*** Opening of Extracted entries ***

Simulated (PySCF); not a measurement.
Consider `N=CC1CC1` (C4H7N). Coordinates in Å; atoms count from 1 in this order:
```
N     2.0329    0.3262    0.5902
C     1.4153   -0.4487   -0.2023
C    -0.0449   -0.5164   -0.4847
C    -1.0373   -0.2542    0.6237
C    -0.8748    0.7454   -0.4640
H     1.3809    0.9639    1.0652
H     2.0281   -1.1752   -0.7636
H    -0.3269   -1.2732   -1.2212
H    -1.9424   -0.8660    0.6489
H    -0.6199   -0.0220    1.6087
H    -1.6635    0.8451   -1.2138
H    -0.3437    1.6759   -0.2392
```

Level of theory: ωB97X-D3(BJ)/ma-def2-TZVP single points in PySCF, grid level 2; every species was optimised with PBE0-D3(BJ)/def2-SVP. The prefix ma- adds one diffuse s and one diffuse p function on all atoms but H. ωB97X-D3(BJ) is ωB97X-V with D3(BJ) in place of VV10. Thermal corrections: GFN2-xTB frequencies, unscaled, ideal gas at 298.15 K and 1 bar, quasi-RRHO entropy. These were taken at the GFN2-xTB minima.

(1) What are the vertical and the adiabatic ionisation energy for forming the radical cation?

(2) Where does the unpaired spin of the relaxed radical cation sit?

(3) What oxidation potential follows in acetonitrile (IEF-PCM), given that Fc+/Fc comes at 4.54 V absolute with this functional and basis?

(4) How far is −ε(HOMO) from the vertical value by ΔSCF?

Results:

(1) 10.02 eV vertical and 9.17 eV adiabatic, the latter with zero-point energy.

*** Close of Extracted entries ***

- Exercise -
Repeat every line of the data word for word until you have repeated the line that contains "(2) Where does", which is the last one to include.

- Answer area -
Simulated (PySCF); not a measurement.
Consider `N=CC1CC1` (C4H7N). Coordinates in Å; atoms count from 1 in this order:
```
N     2.0329    0.3262    0.5902
C     1.4153   -0.4487   -0.2023
C    -0.0449   -0.5164   -0.4847
C    -1.0373   -0.2542    0.6237
C    -0.8748    0.7454   -0.4640
H     1.3809    0.9639    1.0652
H     2.0281   -1.1752   -0.7636
H    -0.3269   -1.2732   -1.2212
H    -1.9424   -0.8660    0.6489
H    -0.6199   -0.0220    1.6087
H    -1.6635    0.8451   -1.2138
H    -0.3437    1.6759   -0.2392
```

Level of theory: ωB97X-D3(BJ)/ma-def2-TZVP single points in PySCF, grid level 2; every species was optimised with PBE0-D3(BJ)/def2-SVP. The prefix ma- adds one diffuse s and one diffuse p function on all atoms but H. ωB97X-D3(BJ) is ωB97X-V with D3(BJ) in place of VV10. Thermal corrections: GFN2-xTB frequencies, unscaled, ideal gas at 298.15 K and 1 bar, quasi-RRHO entropy. These were taken at the GFN2-xTB minima.

(1) What are the vertical and the adiabatic ionisation energy for forming the radical cation?

(2) Where does the unpaired spin of the relaxed radical cation sit?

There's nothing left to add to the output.